• Work instruction:
Each record must be retyped word for word.

• Excerpted data:
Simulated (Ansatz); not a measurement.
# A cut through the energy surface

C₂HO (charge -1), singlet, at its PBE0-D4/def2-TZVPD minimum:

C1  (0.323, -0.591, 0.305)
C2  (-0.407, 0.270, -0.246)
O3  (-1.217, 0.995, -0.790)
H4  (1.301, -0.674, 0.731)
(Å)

• Exercise output:
Simulated (Ansatz); not a measurement.
# A cut through the energy surface

C₂HO (charge -1), singlet, at its PBE0-D4/def2-TZVPD minimum:

C1  (0.323, -0.591, 0.305)
C2  (-0.407, 0.270, -0.246)
O3  (-1.217, 0.995, -0.790)
H4  (1.301, -0.674, 0.731)
(Å)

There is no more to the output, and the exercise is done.